- [Activity]: Repeat the lines of the data that follow, please, starting at the first and stopping after the one with "No azeotrope shows between x = 0.05 and 0.95.".

(Given information Opens)

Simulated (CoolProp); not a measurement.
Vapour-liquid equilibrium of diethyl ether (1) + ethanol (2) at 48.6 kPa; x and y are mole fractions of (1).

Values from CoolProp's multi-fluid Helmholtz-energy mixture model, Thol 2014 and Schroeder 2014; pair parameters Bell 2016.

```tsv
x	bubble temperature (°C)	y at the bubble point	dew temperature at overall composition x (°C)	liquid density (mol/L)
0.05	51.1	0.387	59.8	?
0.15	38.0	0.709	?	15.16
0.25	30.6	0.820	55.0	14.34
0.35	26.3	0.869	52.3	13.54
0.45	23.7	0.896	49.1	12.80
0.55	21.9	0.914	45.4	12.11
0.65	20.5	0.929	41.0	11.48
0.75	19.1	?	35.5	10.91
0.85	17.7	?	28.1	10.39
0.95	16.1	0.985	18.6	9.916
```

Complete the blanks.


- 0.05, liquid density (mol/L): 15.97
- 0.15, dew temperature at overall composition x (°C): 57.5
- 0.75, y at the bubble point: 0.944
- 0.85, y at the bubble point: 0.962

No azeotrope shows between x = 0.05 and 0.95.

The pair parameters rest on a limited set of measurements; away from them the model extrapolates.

(Given information Closes)

- [Expected answer]:
Simulated (CoolProp); not a measurement.
Vapour-liquid equilibrium of diethyl ether (1) + ethanol (2) at 48.6 kPa; x and y are mole fractions of (1).

Values from CoolProp's multi-fluid Helmholtz-energy mixture model, Thol 2014 and Schroeder 2014; pair parameters Bell 2016.

```tsv
x	bubble temperature (°C)	y at the bubble point	dew temperature at overall composition x (°C)	liquid density (mol/L)
0.05	51.1	0.387	59.8	?
0.15	38.0	0.709	?	15.16
0.25	30.6	0.820	55.0	14.34
0.35	26.3	0.869	52.3	13.54
0.45	23.7	0.896	49.1	12.80
0.55	21.9	0.914	45.4	12.11
0.65	20.5	0.929	41.0	11.48
0.75	19.1	?	35.5	10.91
0.85	17.7	?	28.1	10.39
0.95	16.1	0.985	18.6	9.916
```

Complete the blanks.


- 0.05, liquid density (mol/L): 15.97
- 0.15, dew temperature at overall composition x (°C): 57.5
- 0.75, y at the bubble point: 0.944
- 0.85, y at the bubble point: 0.962

No azeotrope shows between x = 0.05 and 0.95.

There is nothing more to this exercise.